○ ○ ○ ○ ○ ○ ○
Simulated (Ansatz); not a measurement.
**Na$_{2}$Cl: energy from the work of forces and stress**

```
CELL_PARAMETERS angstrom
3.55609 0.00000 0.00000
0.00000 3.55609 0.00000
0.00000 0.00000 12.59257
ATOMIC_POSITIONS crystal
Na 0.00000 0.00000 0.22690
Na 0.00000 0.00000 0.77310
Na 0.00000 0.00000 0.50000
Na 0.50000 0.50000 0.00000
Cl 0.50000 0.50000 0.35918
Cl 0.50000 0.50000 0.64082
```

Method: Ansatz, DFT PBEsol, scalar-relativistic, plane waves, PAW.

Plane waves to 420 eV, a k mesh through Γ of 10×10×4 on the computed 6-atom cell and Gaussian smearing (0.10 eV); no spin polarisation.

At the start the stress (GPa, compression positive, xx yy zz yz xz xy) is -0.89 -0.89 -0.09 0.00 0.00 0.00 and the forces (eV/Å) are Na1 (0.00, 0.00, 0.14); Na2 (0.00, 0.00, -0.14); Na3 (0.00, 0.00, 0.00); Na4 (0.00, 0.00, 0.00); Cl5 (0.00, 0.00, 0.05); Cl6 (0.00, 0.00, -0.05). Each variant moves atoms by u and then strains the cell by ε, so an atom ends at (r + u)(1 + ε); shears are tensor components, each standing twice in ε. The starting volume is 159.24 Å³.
○ ○ ○ ○ ○ ○ ○

## Required action
In the entries above, find the line holding "forces and stress**" and the line holding "Plane waves to"; print both of them and every line between, exactly, and nothing else.

## Exercise response
**Na$_{2}$Cl: energy from the work of forces and stress**

```
CELL_PARAMETERS angstrom
3.55609 0.00000 0.00000
0.00000 3.55609 0.00000
0.00000 0.00000 12.59257
ATOMIC_POSITIONS crystal
Na 0.00000 0.00000 0.22690
Na 0.00000 0.00000 0.77310
Na 0.00000 0.00000 0.50000
Na 0.50000 0.50000 0.00000
Cl 0.50000 0.50000 0.35918
Cl 0.50000 0.50000 0.64082
```

Method: Ansatz, DFT PBEsol, scalar-relativistic, plane waves, PAW.

Plane waves to 420 eV, a k mesh through Γ of 10×10×4 on the computed 6-atom cell and Gaussian smearing (0.10 eV); no spin polarisation.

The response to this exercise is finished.